##### Given records #####
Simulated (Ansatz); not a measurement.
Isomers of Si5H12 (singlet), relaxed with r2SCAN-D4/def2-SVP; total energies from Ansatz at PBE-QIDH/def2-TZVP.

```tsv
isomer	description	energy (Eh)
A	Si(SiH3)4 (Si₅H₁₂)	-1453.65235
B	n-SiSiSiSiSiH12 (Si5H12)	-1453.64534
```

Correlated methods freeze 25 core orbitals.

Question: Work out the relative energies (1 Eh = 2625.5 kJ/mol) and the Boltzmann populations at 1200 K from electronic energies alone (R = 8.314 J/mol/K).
#####

→ Exercise
Once more, write out the entries exactly as they were written.

→ Reply
Simulated (Ansatz); not a measurement.
Isomers of Si5H12 (singlet), relaxed with r2SCAN-D4/def2-SVP; total energies from Ansatz at PBE-QIDH/def2-TZVP.

```tsv
isomer	description	energy (Eh)
A	Si(SiH3)4 (Si₅H₁₂)	-1453.65235
B	n-SiSiSiSiSiH12 (Si5H12)	-1453.64534
```

Correlated methods freeze 25 core orbitals.

Question: Work out the relative energies (1 Eh = 2625.5 kJ/mol) and the Boltzmann populations at 1200 K from electronic energies alone (R = 8.314 J/mol/K).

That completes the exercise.